ACTIVITY: Set down, exactly as written, every line from the top of the records below to the line containing "DFT, LDA, PAW", both ends included, and no others.

-- RECORDS PROVIDED follows --

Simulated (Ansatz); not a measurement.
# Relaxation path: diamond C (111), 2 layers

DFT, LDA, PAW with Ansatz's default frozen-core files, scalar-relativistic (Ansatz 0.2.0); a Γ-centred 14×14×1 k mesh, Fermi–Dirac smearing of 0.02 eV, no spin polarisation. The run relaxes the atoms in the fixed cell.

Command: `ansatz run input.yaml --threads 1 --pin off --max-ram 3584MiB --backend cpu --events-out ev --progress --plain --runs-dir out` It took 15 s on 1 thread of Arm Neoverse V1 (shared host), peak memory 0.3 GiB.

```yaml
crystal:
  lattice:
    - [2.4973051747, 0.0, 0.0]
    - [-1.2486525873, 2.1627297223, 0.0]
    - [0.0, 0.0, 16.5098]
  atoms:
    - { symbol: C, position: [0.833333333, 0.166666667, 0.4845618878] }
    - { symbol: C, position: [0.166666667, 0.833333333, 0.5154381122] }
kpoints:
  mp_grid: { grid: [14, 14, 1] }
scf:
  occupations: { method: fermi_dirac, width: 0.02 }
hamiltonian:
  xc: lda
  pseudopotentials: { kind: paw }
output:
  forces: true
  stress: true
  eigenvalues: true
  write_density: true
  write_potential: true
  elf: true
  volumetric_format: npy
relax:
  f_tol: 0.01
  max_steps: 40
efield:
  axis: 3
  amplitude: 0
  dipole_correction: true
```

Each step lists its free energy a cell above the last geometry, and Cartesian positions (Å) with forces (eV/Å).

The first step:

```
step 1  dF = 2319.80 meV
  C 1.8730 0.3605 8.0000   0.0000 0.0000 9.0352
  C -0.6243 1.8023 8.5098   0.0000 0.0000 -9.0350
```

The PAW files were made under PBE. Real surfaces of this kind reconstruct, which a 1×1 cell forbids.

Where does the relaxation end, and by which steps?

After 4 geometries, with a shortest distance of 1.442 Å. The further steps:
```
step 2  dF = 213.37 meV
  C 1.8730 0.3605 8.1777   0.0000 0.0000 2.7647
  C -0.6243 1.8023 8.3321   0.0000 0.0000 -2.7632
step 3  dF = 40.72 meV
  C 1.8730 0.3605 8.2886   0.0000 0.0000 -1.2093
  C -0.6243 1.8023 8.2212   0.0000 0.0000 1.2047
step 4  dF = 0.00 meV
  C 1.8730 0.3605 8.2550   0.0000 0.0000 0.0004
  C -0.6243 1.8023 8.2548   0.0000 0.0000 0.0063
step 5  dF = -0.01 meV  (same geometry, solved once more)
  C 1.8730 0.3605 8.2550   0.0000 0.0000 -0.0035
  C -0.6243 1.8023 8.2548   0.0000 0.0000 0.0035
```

-- RECORDS PROVIDED concluded --

WRITTEN SOLUTION:
Simulated (Ansatz); not a measurement.
# Relaxation path: diamond C (111), 2 layers

DFT, LDA, PAW with Ansatz's default frozen-core files, scalar-relativistic (Ansatz 0.2.0); a Γ-centred 14×14×1 k mesh, Fermi–Dirac smearing of 0.02 eV, no spin polarisation. The run relaxes the atoms in the fixed cell.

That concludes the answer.